■ WORK REQUEST ■
Nothing in the records should be left out; transcribe them exactly.

■ GIVEN DATA ■
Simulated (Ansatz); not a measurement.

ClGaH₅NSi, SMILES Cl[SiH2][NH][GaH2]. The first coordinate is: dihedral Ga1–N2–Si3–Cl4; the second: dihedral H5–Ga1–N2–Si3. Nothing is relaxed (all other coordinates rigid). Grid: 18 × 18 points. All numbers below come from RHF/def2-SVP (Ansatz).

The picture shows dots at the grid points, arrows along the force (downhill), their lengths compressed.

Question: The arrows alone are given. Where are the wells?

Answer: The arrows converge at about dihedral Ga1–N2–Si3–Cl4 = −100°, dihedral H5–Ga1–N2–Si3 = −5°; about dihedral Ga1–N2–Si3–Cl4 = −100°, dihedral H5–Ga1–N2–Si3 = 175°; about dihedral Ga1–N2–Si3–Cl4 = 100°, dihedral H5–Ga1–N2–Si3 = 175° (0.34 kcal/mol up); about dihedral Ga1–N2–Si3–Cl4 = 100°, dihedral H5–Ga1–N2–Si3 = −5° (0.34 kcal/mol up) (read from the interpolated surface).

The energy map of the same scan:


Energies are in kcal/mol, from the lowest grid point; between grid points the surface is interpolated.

■ YOUR SOLUTION ■
Simulated (Ansatz); not a measurement.

ClGaH₅NSi, SMILES Cl[SiH2][NH][GaH2]. The first coordinate is: dihedral Ga1–N2–Si3–Cl4; the second: dihedral H5–Ga1–N2–Si3. Nothing is relaxed (all other coordinates rigid). Grid: 18 × 18 points. All numbers below come from RHF/def2-SVP (Ansatz).

The picture shows dots at the grid points, arrows along the force (downhill), their lengths compressed.

Question: The arrows alone are given. Where are the wells?

Answer: The arrows converge at about dihedral Ga1–N2–Si3–Cl4 = −100°, dihedral H5–Ga1–N2–Si3 = −5°; about dihedral Ga1–N2–Si3–Cl4 = −100°, dihedral H5–Ga1–N2–Si3 = 175°; about dihedral Ga1–N2–Si3–Cl4 = 100°, dihedral H5–Ga1–N2–Si3 = 175° (0.34 kcal/mol up); about dihedral Ga1–N2–Si3–Cl4 = 100°, dihedral H5–Ga1–N2–Si3 = −5° (0.34 kcal/mol up) (read from the interpolated surface).

The energy map of the same scan:


Energies are in kcal/mol, from the lowest grid point; between grid points the surface is interpolated.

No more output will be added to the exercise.